Work order
The required output is every line from the beginning of the entries below through the line that includes "Atoms: O1, C2, H3, H4.", copied exactly.

Data under study
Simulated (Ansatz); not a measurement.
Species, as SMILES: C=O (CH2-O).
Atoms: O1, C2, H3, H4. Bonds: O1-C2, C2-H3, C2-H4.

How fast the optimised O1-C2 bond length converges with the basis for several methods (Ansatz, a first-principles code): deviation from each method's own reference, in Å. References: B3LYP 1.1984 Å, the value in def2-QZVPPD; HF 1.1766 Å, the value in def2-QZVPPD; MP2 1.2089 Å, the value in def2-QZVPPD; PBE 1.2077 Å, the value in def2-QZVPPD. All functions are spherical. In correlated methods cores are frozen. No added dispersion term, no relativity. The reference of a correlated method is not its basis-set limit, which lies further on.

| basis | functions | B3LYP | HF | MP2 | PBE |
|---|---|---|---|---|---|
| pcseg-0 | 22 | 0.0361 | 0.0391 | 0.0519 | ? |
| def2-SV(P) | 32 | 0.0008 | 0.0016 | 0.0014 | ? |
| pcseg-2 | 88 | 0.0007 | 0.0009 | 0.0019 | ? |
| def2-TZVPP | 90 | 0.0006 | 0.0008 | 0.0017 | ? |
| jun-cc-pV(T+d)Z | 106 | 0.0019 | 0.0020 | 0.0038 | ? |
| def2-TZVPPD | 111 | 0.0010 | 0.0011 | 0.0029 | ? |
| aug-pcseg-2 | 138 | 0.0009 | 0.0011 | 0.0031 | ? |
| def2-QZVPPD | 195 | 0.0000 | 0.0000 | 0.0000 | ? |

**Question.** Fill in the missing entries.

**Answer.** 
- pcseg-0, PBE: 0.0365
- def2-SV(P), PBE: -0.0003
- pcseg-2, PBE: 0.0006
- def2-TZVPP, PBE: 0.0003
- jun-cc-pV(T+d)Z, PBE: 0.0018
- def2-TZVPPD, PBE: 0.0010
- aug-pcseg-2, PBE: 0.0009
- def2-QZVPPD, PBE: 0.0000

Problem solution
Simulated (Ansatz); not a measurement.
Species, as SMILES: C=O (CH2-O).
Atoms: O1, C2, H3, H4. Bonds: O1-C2, C2-H3, C2-H4.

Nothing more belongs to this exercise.